→ **WORK ITEM**
All of the entries are to be written out again verbatim.

.....

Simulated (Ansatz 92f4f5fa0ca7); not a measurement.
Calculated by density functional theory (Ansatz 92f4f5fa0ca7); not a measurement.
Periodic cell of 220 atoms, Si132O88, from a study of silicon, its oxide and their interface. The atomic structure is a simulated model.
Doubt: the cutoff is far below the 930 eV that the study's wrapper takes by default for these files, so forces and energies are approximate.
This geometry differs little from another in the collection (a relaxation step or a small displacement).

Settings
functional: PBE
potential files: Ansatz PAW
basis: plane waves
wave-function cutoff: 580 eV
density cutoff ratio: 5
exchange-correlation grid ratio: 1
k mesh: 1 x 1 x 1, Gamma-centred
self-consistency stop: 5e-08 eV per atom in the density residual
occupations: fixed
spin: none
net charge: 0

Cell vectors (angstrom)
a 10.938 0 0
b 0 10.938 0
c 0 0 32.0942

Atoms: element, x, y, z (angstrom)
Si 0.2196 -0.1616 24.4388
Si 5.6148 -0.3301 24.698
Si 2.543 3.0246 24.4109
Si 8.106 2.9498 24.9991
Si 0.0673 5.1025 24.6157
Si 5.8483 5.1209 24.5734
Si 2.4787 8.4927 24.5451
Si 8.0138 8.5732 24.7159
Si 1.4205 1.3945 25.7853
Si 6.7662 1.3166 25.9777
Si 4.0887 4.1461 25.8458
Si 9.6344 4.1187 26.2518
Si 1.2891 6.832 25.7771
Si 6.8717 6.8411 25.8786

.....

→ **WRITTEN SOLUTION**
Simulated (Ansatz 92f4f5fa0ca7); not a measurement.
Calculated by density functional theory (Ansatz 92f4f5fa0ca7); not a measurement.
Periodic cell of 220 atoms, Si132O88, from a study of silicon, its oxide and their interface. The atomic structure is a simulated model.
Doubt: the cutoff is far below the 930 eV that the study's wrapper takes by default for these files, so forces and energies are approximate.
This geometry differs little from another in the collection (a relaxation step or a small displacement).

Settings
functional: PBE
potential files: Ansatz PAW
basis: plane waves
wave-function cutoff: 580 eV
density cutoff ratio: 5
exchange-correlation grid ratio: 1
k mesh: 1 x 1 x 1, Gamma-centred
self-consistency stop: 5e-08 eV per atom in the density residual
occupations: fixed
spin: none
net charge: 0

Cell vectors (angstrom)
a 10.938 0 0
b 0 10.938 0
c 0 0 32.0942

Atoms: element, x, y, z (angstrom)
Si 0.2196 -0.1616 24.4388
Si 5.6148 -0.3301 24.698
Si 2.543 3.0246 24.4109
Si 8.106 2.9498 24.9991
Si 0.0673 5.1025 24.6157
Si 5.8483 5.1209 24.5734
Si 2.4787 8.4927 24.5451
Si 8.0138 8.5732 24.7159
Si 1.4205 1.3945 25.7853
Si 6.7662 1.3166 25.9777
Si 4.0887 4.1461 25.8458
Si 9.6344 4.1187 26.2518
Si 1.2891 6.832 25.7771
Si 6.8717 6.8411 25.8786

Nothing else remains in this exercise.